Work task:
Write out the entries below exactly. End with the line that contains "## Cl⁺ (chlorine, charge +1) across methods".

** Opening Data extract block **
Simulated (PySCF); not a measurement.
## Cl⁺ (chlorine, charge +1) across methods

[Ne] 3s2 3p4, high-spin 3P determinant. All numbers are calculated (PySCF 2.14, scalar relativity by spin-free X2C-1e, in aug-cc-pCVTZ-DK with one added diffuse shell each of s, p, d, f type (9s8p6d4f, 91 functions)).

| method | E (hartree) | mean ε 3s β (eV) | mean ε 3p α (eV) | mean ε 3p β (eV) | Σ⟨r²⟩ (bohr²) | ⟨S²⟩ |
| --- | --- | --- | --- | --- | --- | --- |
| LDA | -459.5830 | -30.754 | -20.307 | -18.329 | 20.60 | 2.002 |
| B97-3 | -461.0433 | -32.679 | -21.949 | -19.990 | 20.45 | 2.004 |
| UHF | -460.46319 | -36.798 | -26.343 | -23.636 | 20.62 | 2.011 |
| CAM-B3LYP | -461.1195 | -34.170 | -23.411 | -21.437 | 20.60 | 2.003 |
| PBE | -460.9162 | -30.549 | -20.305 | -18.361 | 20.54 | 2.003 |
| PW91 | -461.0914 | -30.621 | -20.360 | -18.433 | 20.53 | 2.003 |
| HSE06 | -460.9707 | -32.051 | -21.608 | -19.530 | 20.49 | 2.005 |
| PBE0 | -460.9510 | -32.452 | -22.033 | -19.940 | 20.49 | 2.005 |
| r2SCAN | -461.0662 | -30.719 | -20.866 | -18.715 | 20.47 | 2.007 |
** Closing Data extract block **

Problem solution:
Simulated (PySCF); not a measurement.
## Cl⁺ (chlorine, charge +1) across methods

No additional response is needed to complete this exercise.